*** SOURCE DATA ***

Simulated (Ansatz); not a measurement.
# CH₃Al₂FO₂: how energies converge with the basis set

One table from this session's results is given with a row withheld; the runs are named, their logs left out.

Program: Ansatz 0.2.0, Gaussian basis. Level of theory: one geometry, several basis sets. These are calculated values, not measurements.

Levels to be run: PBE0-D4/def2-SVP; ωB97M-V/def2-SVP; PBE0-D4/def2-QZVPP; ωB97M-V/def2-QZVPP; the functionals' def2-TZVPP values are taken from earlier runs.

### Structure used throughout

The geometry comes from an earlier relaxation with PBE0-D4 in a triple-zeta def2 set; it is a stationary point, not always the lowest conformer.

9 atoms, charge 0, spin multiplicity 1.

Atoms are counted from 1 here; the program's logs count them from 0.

*** End of SOURCE DATA ***

**TASK ITEM**
The entire listing above should be returned exactly as written.

**ANSWER SPACE**
Simulated (Ansatz); not a measurement.
# CH₃Al₂FO₂: how energies converge with the basis set

One table from this session's results is given with a row withheld; the runs are named, their logs left out.

Program: Ansatz 0.2.0, Gaussian basis. Level of theory: one geometry, several basis sets. These are calculated values, not measurements.

Levels to be run: PBE0-D4/def2-SVP; ωB97M-V/def2-SVP; PBE0-D4/def2-QZVPP; ωB97M-V/def2-QZVPP; the functionals' def2-TZVPP values are taken from earlier runs.

### Structure used throughout

The geometry comes from an earlier relaxation with PBE0-D4 in a triple-zeta def2 set; it is a stationary point, not always the lowest conformer.

9 atoms, charge 0, spin multiplicity 1.

Atoms are counted from 1 here; the program's logs count them from 0.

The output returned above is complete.